--------------------

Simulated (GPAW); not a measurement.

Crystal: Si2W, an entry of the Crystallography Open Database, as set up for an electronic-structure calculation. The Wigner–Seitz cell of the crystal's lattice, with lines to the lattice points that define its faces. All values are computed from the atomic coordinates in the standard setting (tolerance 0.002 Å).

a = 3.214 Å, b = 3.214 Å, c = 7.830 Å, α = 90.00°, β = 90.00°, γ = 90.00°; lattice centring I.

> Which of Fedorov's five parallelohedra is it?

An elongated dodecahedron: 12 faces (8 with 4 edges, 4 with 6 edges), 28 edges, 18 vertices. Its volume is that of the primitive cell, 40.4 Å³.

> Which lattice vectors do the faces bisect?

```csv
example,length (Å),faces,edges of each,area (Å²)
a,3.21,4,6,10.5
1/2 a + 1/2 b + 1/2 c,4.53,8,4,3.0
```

--------------------

:: Work order ::
Transcribe the entire listing without a single omission.

:: Reply ::
Simulated (GPAW); not a measurement.

Crystal: Si2W, an entry of the Crystallography Open Database, as set up for an electronic-structure calculation. The Wigner–Seitz cell of the crystal's lattice, with lines to the lattice points that define its faces. All values are computed from the atomic coordinates in the standard setting (tolerance 0.002 Å).

a = 3.214 Å, b = 3.214 Å, c = 7.830 Å, α = 90.00°, β = 90.00°, γ = 90.00°; lattice centring I.

> Which of Fedorov's five parallelohedra is it?

An elongated dodecahedron: 12 faces (8 with 4 edges, 4 with 6 edges), 28 edges, 18 vertices. Its volume is that of the primitive cell, 40.4 Å³.

> Which lattice vectors do the faces bisect?

```csv
example,length (Å),faces,edges of each,area (Å²)
a,3.21,4,6,10.5
1/2 a + 1/2 b + 1/2 c,4.53,8,4,3.0
```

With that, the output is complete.